*** Information ***

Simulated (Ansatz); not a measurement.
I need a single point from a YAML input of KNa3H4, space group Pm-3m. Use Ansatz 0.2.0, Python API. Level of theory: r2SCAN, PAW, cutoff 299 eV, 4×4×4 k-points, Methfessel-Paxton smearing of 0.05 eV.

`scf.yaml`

*** End of Information ***

Required action: From top to bottom, repeat the material above word for word.

Worked solution:
Simulated (Ansatz); not a measurement.
I need a single point from a YAML input of KNa3H4, space group Pm-3m. Use Ansatz 0.2.0, Python API. Level of theory: r2SCAN, PAW, cutoff 299 eV, 4×4×4 k-points, Methfessel-Paxton smearing of 0.05 eV.

`scf.yaml`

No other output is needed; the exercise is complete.